In the listing below, find the line with "Q: How do energy, volume", then repeat exactly every line from the top through that one.

= Beginning of Section =

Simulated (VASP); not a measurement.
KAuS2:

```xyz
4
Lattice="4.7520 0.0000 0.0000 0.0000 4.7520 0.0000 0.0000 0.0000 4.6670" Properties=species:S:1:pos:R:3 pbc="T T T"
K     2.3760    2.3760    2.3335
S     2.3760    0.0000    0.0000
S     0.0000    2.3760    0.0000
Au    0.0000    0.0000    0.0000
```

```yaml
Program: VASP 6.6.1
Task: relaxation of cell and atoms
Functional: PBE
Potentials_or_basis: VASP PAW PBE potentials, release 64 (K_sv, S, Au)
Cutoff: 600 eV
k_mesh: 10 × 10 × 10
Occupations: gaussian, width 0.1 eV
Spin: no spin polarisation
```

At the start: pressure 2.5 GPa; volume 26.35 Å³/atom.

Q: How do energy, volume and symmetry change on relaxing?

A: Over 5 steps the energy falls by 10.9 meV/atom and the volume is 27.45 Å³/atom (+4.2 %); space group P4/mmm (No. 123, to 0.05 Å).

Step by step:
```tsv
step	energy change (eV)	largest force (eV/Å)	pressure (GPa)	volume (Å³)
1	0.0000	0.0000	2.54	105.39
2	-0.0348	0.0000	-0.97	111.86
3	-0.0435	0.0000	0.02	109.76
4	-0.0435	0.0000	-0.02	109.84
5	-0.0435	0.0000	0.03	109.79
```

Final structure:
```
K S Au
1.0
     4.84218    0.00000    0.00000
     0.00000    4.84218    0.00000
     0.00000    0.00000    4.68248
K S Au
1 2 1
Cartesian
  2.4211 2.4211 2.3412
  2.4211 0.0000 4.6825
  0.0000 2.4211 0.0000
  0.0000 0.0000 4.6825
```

= End of Section =

> _Exercise result_:
Simulated (VASP); not a measurement.
KAuS2:

```xyz
4
Lattice="4.7520 0.0000 0.0000 0.0000 4.7520 0.0000 0.0000 0.0000 4.6670" Properties=species:S:1:pos:R:3 pbc="T T T"
K     2.3760    2.3760    2.3335
S     2.3760    0.0000    0.0000
S     0.0000    2.3760    0.0000
Au    0.0000    0.0000    0.0000
```

```yaml
Program: VASP 6.6.1
Task: relaxation of cell and atoms
Functional: PBE
Potentials_or_basis: VASP PAW PBE potentials, release 64 (K_sv, S, Au)
Cutoff: 600 eV
k_mesh: 10 × 10 × 10
Occupations: gaussian, width 0.1 eV
Spin: no spin polarisation
```

At the start: pressure 2.5 GPa; volume 26.35 Å³/atom.

Q: How do energy, volume and symmetry change on relaxing?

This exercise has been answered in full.